[STORED DATA]

· · ·

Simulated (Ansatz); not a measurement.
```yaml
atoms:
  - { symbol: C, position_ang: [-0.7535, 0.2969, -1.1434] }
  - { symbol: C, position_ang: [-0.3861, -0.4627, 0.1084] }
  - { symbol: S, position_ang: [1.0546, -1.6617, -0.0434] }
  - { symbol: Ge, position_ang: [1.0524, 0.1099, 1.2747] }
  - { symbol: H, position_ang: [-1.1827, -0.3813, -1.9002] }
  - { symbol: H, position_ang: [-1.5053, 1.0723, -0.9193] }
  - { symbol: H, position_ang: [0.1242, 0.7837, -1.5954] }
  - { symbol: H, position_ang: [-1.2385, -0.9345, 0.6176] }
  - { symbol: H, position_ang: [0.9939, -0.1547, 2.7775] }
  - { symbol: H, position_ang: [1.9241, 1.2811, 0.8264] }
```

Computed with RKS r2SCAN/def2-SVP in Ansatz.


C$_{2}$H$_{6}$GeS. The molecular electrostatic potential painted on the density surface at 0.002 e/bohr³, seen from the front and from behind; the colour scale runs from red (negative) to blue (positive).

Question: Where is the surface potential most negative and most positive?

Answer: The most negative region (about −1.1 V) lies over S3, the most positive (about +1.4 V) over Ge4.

· · ·

[WORK TASK]
Everything from the first line of the data through the line holding "Question: Where is" should be output exactly, and no other lines.

[EXERCISE ANSWER]
Simulated (Ansatz); not a measurement.
```yaml
atoms:
  - { symbol: C, position_ang: [-0.7535, 0.2969, -1.1434] }
  - { symbol: C, position_ang: [-0.3861, -0.4627, 0.1084] }
  - { symbol: S, position_ang: [1.0546, -1.6617, -0.0434] }
  - { symbol: Ge, position_ang: [1.0524, 0.1099, 1.2747] }
  - { symbol: H, position_ang: [-1.1827, -0.3813, -1.9002] }
  - { symbol: H, position_ang: [-1.5053, 1.0723, -0.9193] }
  - { symbol: H, position_ang: [0.1242, 0.7837, -1.5954] }
  - { symbol: H, position_ang: [-1.2385, -0.9345, 0.6176] }
  - { symbol: H, position_ang: [0.9939, -0.1547, 2.7775] }
  - { symbol: H, position_ang: [1.9241, 1.2811, 0.8264] }
```

Computed with RKS r2SCAN/def2-SVP in Ansatz.


C$_{2}$H$_{6}$GeS. The molecular electrostatic potential painted on the density surface at 0.002 e/bohr³, seen from the front and from behind; the colour scale runs from red (negative) to blue (positive).

Question: Where is the surface potential most negative and most positive?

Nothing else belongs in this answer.